WORK INSTRUCTION -> Down to the last line, repeat the entries exactly.

SUPPLIED DATA ->
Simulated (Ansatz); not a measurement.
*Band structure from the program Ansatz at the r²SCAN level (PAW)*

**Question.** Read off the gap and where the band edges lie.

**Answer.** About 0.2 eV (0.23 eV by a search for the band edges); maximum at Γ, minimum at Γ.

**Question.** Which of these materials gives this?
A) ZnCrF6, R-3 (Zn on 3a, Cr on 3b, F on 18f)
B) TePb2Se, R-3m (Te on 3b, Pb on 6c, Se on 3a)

EXERCISE OUTPUT ->
Simulated (Ansatz); not a measurement.
*Band structure from the program Ansatz at the r²SCAN level (PAW)*

**Question.** Read off the gap and where the band edges lie.

**Answer.** About 0.2 eV (0.23 eV by a search for the band edges); maximum at Γ, minimum at Γ.

**Question.** Which of these materials gives this?
A) ZnCrF6, R-3 (Zn on 3a, Cr on 3b, F on 18f)
B) TePb2Se, R-3m (Te on 3b, Pb on 6c, Se on 3a)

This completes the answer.